Task item: Give back exactly the first lines of the entries below, through the line with "PO4-3 (75 %), HPO4-2 (24 %), NaHPO4- (1.1 %)".

Given information:
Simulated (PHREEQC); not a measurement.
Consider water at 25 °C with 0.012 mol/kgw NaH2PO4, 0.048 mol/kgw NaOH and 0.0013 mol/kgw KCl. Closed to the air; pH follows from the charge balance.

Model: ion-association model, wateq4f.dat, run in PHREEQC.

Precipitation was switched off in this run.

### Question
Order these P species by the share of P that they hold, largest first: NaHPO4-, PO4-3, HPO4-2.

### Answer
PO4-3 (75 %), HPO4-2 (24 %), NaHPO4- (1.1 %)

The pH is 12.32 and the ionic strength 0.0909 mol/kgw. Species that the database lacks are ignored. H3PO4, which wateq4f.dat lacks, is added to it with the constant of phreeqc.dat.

Response area:
Simulated (PHREEQC); not a measurement.
Consider water at 25 °C with 0.012 mol/kgw NaH2PO4, 0.048 mol/kgw NaOH and 0.0013 mol/kgw KCl. Closed to the air; pH follows from the charge balance.

Model: ion-association model, wateq4f.dat, run in PHREEQC.

Precipitation was switched off in this run.

### Question
Order these P species by the share of P that they hold, largest first: NaHPO4-, PO4-3, HPO4-2.

### Answer
PO4-3 (75 %), HPO4-2 (24 %), NaHPO4- (1.1 %)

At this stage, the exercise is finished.